### ASSIGNED TASK
Each record below needs to be retyped exactly.

START RAW DATA
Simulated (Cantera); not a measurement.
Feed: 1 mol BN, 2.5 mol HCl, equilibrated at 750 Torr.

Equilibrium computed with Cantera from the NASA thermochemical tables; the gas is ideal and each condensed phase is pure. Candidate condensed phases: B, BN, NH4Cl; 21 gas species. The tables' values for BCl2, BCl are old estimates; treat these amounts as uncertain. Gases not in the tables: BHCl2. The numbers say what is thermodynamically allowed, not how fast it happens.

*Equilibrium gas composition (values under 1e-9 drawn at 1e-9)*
END RAW DATA

### TASK RESPONSE
Simulated (Cantera); not a measurement.
Feed: 1 mol BN, 2.5 mol HCl, equilibrated at 750 Torr.

Equilibrium computed with Cantera from the NASA thermochemical tables; the gas is ideal and each condensed phase is pure. Candidate condensed phases: B, BN, NH4Cl; 21 gas species. The tables' values for BCl2, BCl are old estimates; treat these amounts as uncertain. Gases not in the tables: BHCl2. The numbers say what is thermodynamically allowed, not how fast it happens.

*Equilibrium gas composition (values under 1e-9 drawn at 1e-9)*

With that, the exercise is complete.